* Exercise *
Every line from the start of the listing below through the line that contains "POTCAR, in this" is to be reproduced word for word.

* Information *
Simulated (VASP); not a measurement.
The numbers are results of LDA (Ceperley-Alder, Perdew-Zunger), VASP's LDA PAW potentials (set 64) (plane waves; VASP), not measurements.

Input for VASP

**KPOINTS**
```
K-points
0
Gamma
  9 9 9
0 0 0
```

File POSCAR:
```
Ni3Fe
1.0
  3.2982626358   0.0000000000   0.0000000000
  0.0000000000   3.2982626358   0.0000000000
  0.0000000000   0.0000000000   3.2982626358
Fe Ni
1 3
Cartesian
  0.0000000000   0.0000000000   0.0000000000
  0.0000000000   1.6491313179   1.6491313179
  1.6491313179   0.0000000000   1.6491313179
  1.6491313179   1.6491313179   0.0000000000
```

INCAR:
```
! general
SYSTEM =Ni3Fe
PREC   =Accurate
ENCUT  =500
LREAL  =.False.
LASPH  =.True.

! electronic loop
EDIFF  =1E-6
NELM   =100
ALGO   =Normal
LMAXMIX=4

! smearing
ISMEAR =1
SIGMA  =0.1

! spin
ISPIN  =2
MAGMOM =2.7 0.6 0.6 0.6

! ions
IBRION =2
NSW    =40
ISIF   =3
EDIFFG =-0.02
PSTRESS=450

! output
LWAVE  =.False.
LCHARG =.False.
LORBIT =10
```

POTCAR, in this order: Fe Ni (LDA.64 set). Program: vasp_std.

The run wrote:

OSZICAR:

* Expected answer *
Simulated (VASP); not a measurement.
The numbers are results of LDA (Ceperley-Alder, Perdew-Zunger), VASP's LDA PAW potentials (set 64) (plane waves; VASP), not measurements.

Input for VASP

**KPOINTS**
```
K-points
0
Gamma
  9 9 9
0 0 0
```

File POSCAR:
```
Ni3Fe
1.0
  3.2982626358   0.0000000000   0.0000000000
  0.0000000000   3.2982626358   0.0000000000
  0.0000000000   0.0000000000   3.2982626358
Fe Ni
1 3
Cartesian
  0.0000000000   0.0000000000   0.0000000000
  0.0000000000   1.6491313179   1.6491313179
  1.6491313179   0.0000000000   1.6491313179
  1.6491313179   1.6491313179   0.0000000000
```

INCAR:
```
! general
SYSTEM =Ni3Fe
PREC   =Accurate
ENCUT  =500
LREAL  =.False.
LASPH  =.True.

! electronic loop
EDIFF  =1E-6
NELM   =100
ALGO   =Normal
LMAXMIX=4

! smearing
ISMEAR =1
SIGMA  =0.1

! spin
ISPIN  =2
MAGMOM =2.7 0.6 0.6 0.6

! ions
IBRION =2
NSW    =40
ISIF   =3
EDIFFG =-0.02
PSTRESS=450

! output
LWAVE  =.False.
LCHARG =.False.
LORBIT =10
```

POTCAR, in this order: Fe Ni (LDA.64 set). Program: vasp_std.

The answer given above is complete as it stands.